------------

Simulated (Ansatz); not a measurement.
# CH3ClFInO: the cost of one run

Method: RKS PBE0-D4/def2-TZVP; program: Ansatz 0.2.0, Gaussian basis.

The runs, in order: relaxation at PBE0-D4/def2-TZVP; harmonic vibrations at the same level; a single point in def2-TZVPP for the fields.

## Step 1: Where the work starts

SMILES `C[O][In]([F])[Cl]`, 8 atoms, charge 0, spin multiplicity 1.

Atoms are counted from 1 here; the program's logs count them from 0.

------------

▸ Work item
Output every line of the listing word for word.

▸ Written answer
Simulated (Ansatz); not a measurement.
# CH3ClFInO: the cost of one run

Method: RKS PBE0-D4/def2-TZVP; program: Ansatz 0.2.0, Gaussian basis.

The runs, in order: relaxation at PBE0-D4/def2-TZVP; harmonic vibrations at the same level; a single point in def2-TZVPP for the fields.

## Step 1: Where the work starts

SMILES `C[O][In]([F])[Cl]`, 8 atoms, charge 0, spin multiplicity 1.

Atoms are counted from 1 here; the program's logs count them from 0.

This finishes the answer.